- [GIVEN INFORMATION]:
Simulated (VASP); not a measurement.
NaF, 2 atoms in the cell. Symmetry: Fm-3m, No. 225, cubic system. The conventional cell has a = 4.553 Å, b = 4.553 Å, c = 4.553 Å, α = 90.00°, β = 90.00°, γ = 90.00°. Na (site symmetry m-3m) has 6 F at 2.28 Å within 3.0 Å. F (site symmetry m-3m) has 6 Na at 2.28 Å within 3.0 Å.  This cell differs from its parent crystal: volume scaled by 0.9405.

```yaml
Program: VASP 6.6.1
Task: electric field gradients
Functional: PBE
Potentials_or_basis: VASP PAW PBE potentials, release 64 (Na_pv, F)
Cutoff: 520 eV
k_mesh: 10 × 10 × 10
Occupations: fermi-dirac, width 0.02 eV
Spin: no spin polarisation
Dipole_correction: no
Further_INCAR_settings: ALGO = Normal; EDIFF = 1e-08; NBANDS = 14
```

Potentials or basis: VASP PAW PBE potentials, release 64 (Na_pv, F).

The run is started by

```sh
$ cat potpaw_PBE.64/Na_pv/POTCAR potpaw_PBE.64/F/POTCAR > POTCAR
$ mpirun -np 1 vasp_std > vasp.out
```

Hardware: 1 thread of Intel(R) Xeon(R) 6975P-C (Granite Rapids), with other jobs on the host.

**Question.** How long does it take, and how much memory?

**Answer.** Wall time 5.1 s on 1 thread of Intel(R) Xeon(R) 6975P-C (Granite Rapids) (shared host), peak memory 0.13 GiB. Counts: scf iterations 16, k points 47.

- [ACTION ITEM]:
From the records above, print only the lines between the one holding "Hardware: 1 thread" and the one holding "how much memory?", inclusive, exactly as they stand.

- [EXERCISE OUTPUT]:
Hardware: 1 thread of Intel(R) Xeon(R) 6975P-C (Granite Rapids), with other jobs on the host.

**Question.** How long does it take, and how much memory?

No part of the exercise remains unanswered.